**Work item**
Every entry needs to appear again exactly as written below.

━━━ Supplied data
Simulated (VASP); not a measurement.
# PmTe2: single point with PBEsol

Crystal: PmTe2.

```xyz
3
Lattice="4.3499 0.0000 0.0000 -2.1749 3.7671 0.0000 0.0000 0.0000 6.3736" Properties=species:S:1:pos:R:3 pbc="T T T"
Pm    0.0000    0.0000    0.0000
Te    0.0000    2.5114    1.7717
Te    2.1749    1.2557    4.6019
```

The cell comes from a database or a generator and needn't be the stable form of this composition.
━━━━━━

**Your response**
Simulated (VASP); not a measurement.
# PmTe2: single point with PBEsol

Crystal: PmTe2.

```xyz
3
Lattice="4.3499 0.0000 0.0000 -2.1749 3.7671 0.0000 0.0000 0.0000 6.3736" Properties=species:S:1:pos:R:3 pbc="T T T"
Pm    0.0000    0.0000    0.0000
Te    0.0000    2.5114    1.7717
Te    2.1749    1.2557    4.6019
```

The cell comes from a database or a generator and needn't be the stable form of this composition.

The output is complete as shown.